Input data:
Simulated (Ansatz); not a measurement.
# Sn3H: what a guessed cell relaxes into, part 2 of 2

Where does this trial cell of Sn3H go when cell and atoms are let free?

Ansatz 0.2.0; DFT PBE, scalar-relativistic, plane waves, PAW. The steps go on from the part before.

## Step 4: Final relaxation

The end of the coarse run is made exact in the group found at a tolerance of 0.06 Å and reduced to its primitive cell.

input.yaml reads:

Work item: What's needed is every entry, returned word for word.

Exercise result:
Simulated (Ansatz); not a measurement.
# Sn3H: what a guessed cell relaxes into, part 2 of 2

Where does this trial cell of Sn3H go when cell and atoms are let free?

Ansatz 0.2.0; DFT PBE, scalar-relativistic, plane waves, PAW. The steps go on from the part before.

## Step 4: Final relaxation

The end of the coarse run is made exact in the group found at a tolerance of 0.06 Å and reduced to its primitive cell.

input.yaml reads:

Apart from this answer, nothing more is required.